---------- RECORDS PROVIDED

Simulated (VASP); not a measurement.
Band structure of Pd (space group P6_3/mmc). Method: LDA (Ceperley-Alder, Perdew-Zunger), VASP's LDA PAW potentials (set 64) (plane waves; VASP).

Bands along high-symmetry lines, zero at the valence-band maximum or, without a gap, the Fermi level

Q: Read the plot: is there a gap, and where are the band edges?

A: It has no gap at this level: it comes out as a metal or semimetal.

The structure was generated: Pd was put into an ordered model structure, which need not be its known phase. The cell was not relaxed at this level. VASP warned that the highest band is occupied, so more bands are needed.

--------------------

ASSIGNMENT
Up to and including the line with "A: It has no", transcribe the entries above exactly, starting from their first line.

TASK RESULT
Simulated (VASP); not a measurement.
Band structure of Pd (space group P6_3/mmc). Method: LDA (Ceperley-Alder, Perdew-Zunger), VASP's LDA PAW potentials (set 64) (plane waves; VASP).

Bands along high-symmetry lines, zero at the valence-band maximum or, without a gap, the Fermi level

Q: Read the plot: is there a gap, and where are the band edges?

A: It has no gap at this level: it comes out as a metal or semimetal.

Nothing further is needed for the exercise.